BEGIN

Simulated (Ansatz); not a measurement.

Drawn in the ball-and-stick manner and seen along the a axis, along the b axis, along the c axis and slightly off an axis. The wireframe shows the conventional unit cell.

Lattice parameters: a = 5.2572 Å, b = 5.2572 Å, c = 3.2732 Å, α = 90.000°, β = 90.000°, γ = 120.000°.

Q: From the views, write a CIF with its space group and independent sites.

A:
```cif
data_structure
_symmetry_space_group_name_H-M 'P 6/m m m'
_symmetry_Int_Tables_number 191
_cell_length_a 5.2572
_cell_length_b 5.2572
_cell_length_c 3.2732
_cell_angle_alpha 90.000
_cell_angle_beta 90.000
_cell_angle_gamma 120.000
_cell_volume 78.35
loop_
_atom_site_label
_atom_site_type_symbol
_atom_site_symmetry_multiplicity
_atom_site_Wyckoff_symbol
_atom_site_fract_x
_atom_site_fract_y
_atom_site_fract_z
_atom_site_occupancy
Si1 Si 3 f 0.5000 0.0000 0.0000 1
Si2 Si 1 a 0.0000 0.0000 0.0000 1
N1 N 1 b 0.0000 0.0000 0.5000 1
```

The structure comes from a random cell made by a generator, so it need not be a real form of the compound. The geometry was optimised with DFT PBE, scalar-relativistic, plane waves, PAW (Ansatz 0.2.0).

END

Required action
Retype the first line of the entries and every line after it, please, through the line that contains "Lattice parameters: a". Add nothing.

Reply
Simulated (Ansatz); not a measurement.

Drawn in the ball-and-stick manner and seen along the a axis, along the b axis, along the c axis and slightly off an axis. The wireframe shows the conventional unit cell.

Lattice parameters: a = 5.2572 Å, b = 5.2572 Å, c = 3.2732 Å, α = 90.000°, β = 90.000°, γ = 120.000°.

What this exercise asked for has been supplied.